* [WORK ORDER] Output the data in full and exactly as presented.

======== SUPPLIED DATA

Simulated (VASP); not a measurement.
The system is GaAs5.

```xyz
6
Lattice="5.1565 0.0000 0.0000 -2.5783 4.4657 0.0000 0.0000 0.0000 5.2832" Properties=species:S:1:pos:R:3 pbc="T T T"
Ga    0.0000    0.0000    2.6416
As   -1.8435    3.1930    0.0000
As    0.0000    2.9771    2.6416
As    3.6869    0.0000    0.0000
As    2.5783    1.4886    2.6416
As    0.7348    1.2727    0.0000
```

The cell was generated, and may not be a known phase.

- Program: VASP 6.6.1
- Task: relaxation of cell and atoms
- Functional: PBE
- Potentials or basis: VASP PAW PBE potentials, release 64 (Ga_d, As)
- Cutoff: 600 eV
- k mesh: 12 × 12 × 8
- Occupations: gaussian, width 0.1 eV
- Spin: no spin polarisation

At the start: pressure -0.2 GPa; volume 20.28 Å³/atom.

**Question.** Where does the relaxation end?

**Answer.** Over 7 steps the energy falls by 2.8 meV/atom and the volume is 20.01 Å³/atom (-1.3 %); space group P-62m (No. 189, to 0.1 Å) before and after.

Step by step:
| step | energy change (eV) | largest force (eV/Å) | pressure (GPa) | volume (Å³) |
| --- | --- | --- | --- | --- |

================

* [WRITTEN SOLUTION]
Simulated (VASP); not a measurement.
The system is GaAs5.

```xyz
6
Lattice="5.1565 0.0000 0.0000 -2.5783 4.4657 0.0000 0.0000 0.0000 5.2832" Properties=species:S:1:pos:R:3 pbc="T T T"
Ga    0.0000    0.0000    2.6416
As   -1.8435    3.1930    0.0000
As    0.0000    2.9771    2.6416
As    3.6869    0.0000    0.0000
As    2.5783    1.4886    2.6416
As    0.7348    1.2727    0.0000
```

The cell was generated, and may not be a known phase.

- Program: VASP 6.6.1
- Task: relaxation of cell and atoms
- Functional: PBE
- Potentials or basis: VASP PAW PBE potentials, release 64 (Ga_d, As)
- Cutoff: 600 eV
- k mesh: 12 × 12 × 8
- Occupations: gaussian, width 0.1 eV
- Spin: no spin polarisation

At the start: pressure -0.2 GPa; volume 20.28 Å³/atom.

**Question.** Where does the relaxation end?

**Answer.** Over 7 steps the energy falls by 2.8 meV/atom and the volume is 20.01 Å³/atom (-1.3 %); space group P-62m (No. 189, to 0.1 Å) before and after.

Step by step:
| step | energy change (eV) | largest force (eV/Å) | pressure (GPa) | volume (Å³) |
| --- | --- | --- | --- | --- |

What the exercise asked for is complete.